Information supplied:
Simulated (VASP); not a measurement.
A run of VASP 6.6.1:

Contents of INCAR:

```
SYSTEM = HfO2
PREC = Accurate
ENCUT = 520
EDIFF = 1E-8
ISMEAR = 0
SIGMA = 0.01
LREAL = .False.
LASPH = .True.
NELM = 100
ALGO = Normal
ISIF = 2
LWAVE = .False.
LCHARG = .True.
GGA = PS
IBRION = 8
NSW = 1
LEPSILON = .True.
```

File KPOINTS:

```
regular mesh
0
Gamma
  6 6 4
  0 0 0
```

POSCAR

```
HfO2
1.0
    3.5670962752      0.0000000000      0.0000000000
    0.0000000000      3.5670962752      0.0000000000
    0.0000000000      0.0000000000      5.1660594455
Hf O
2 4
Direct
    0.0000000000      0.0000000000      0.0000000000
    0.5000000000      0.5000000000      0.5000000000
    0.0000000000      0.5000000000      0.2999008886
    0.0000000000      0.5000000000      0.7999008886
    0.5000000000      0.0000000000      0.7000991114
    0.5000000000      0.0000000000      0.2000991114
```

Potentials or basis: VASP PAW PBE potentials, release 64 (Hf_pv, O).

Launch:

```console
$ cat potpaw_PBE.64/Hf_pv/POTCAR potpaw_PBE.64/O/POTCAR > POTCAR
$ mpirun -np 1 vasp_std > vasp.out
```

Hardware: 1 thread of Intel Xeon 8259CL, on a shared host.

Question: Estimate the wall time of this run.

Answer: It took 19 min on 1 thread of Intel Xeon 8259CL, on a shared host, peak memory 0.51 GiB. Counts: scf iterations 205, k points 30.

Brief: In the entries above, find the line with "Hardware: 1 thread" and the line with "Question: Estimate the wall time of this run.", then set down exactly those two and every line between them, nothing else.

Answer area:
Hardware: 1 thread of Intel Xeon 8259CL, on a shared host.

Question: Estimate the wall time of this run.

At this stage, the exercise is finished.